• _Records shown_:
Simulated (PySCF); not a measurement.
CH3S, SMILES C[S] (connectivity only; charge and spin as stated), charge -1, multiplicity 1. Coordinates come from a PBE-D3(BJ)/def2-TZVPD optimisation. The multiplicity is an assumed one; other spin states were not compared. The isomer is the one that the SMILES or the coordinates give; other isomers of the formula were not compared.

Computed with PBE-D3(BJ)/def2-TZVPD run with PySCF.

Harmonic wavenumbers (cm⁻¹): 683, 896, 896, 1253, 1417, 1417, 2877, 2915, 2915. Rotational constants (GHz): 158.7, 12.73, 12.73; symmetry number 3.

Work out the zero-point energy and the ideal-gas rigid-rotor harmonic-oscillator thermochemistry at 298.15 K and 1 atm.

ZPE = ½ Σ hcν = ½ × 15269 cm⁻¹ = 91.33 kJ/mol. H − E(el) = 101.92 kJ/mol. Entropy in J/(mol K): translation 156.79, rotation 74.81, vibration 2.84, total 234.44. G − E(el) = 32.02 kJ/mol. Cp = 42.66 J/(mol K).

• _Task item_:
What this exercise asks for is the data above, retyped exactly.

• _Answer box_:
Simulated (PySCF); not a measurement.
CH3S, SMILES C[S] (connectivity only; charge and spin as stated), charge -1, multiplicity 1. Coordinates come from a PBE-D3(BJ)/def2-TZVPD optimisation. The multiplicity is an assumed one; other spin states were not compared. The isomer is the one that the SMILES or the coordinates give; other isomers of the formula were not compared.

Computed with PBE-D3(BJ)/def2-TZVPD run with PySCF.

Harmonic wavenumbers (cm⁻¹): 683, 896, 896, 1253, 1417, 1417, 2877, 2915, 2915. Rotational constants (GHz): 158.7, 12.73, 12.73; symmetry number 3.

Work out the zero-point energy and the ideal-gas rigid-rotor harmonic-oscillator thermochemistry at 298.15 K and 1 atm.

ZPE = ½ Σ hcν = ½ × 15269 cm⁻¹ = 91.33 kJ/mol. H − E(el) = 101.92 kJ/mol. Entropy in J/(mol K): translation 156.79, rotation 74.81, vibration 2.84, total 234.44. G − E(el) = 32.02 kJ/mol. Cp = 42.66 J/(mol K).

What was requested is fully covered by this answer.